-- Study material --
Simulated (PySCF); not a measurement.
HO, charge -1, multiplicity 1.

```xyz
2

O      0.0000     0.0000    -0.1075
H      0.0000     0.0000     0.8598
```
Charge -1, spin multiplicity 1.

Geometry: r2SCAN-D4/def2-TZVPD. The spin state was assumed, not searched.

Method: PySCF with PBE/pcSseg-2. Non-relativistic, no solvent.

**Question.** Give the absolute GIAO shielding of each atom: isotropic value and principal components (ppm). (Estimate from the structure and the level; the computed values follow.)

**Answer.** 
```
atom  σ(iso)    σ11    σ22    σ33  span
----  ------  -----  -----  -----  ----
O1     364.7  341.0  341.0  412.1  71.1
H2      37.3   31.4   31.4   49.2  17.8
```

-- Required action --
Repeat every line exactly, starting with the first line of the entries, and stop once the line containing "Method: PySCF with" has been given.

-- Answer area --
Simulated (PySCF); not a measurement.
HO, charge -1, multiplicity 1.

```xyz
2

O      0.0000     0.0000    -0.1075
H      0.0000     0.0000     0.8598
```
Charge -1, spin multiplicity 1.

Geometry: r2SCAN-D4/def2-TZVPD. The spin state was assumed, not searched.

Method: PySCF with PBE/pcSseg-2. Non-relativistic, no solvent.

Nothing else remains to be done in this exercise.